——

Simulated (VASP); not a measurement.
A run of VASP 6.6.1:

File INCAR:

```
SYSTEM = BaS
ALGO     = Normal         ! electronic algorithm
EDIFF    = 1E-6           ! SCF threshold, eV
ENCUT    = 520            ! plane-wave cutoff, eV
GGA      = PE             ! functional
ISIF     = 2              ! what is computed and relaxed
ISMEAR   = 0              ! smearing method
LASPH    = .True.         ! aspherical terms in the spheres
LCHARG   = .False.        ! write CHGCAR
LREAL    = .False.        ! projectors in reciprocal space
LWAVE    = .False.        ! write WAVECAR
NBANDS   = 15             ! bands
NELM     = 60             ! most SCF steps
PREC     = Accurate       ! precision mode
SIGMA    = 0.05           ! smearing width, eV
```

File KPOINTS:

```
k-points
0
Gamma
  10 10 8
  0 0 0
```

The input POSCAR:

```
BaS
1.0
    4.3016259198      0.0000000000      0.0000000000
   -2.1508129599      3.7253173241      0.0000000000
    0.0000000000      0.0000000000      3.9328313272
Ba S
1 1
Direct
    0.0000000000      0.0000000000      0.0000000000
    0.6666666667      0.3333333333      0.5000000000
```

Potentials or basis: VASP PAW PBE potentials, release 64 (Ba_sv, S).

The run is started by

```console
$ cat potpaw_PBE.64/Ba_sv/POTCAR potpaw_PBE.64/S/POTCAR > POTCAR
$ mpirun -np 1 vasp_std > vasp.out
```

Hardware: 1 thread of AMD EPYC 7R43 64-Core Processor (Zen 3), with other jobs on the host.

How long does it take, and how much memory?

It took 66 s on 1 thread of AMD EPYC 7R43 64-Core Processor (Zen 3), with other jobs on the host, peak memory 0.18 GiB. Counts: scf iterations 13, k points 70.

——

Task item. Lines from the start of the records through the one containing "How long does it take, and how much memory?" are what should be retyped, exactly and in full, both ends included.

Task result.
Simulated (VASP); not a measurement.
A run of VASP 6.6.1:

File INCAR:

```
SYSTEM = BaS
ALGO     = Normal         ! electronic algorithm
EDIFF    = 1E-6           ! SCF threshold, eV
ENCUT    = 520            ! plane-wave cutoff, eV
GGA      = PE             ! functional
ISIF     = 2              ! what is computed and relaxed
ISMEAR   = 0              ! smearing method
LASPH    = .True.         ! aspherical terms in the spheres
LCHARG   = .False.        ! write CHGCAR
LREAL    = .False.        ! projectors in reciprocal space
LWAVE    = .False.        ! write WAVECAR
NBANDS   = 15             ! bands
NELM     = 60             ! most SCF steps
PREC     = Accurate       ! precision mode
SIGMA    = 0.05           ! smearing width, eV
```

File KPOINTS:

```
k-points
0
Gamma
  10 10 8
  0 0 0
```

The input POSCAR:

```
BaS
1.0
    4.3016259198      0.0000000000      0.0000000000
   -2.1508129599      3.7253173241      0.0000000000
    0.0000000000      0.0000000000      3.9328313272
Ba S
1 1
Direct
    0.0000000000      0.0000000000      0.0000000000
    0.6666666667      0.3333333333      0.5000000000
```

Potentials or basis: VASP PAW PBE potentials, release 64 (Ba_sv, S).

The run is started by

```console
$ cat potpaw_PBE.64/Ba_sv/POTCAR potpaw_PBE.64/S/POTCAR > POTCAR
$ mpirun -np 1 vasp_std > vasp.out
```

Hardware: 1 thread of AMD EPYC 7R43 64-Core Processor (Zen 3), with other jobs on the host.

How long does it take, and how much memory?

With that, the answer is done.